AVAILABLE DATA.
____________________

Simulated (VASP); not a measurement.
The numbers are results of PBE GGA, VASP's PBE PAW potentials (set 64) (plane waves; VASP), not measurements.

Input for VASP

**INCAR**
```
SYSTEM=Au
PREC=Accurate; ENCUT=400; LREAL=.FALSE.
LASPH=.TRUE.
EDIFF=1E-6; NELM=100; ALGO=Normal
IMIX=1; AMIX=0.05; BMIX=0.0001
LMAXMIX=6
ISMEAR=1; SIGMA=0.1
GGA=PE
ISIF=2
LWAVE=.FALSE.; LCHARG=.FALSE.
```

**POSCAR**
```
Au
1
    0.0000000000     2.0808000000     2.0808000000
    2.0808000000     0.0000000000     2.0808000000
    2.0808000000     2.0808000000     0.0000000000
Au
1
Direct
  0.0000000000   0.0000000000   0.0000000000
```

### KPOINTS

____________________

Output the records exactly, so that each line matches what was given.

Simulated (VASP); not a measurement.
The numbers are results of PBE GGA, VASP's PBE PAW potentials (set 64) (plane waves; VASP), not measurements.

Input for VASP

**INCAR**
```
SYSTEM=Au
PREC=Accurate; ENCUT=400; LREAL=.FALSE.
LASPH=.TRUE.
EDIFF=1E-6; NELM=100; ALGO=Normal
IMIX=1; AMIX=0.05; BMIX=0.0001
LMAXMIX=6
ISMEAR=1; SIGMA=0.1
GGA=PE
ISIF=2
LWAVE=.FALSE.; LCHARG=.FALSE.
```

**POSCAR**
```
Au
1
    0.0000000000     2.0808000000     2.0808000000
    2.0808000000     0.0000000000     2.0808000000
    2.0808000000     2.0808000000     0.0000000000
Au
1
Direct
  0.0000000000   0.0000000000   0.0000000000
```

### KPOINTS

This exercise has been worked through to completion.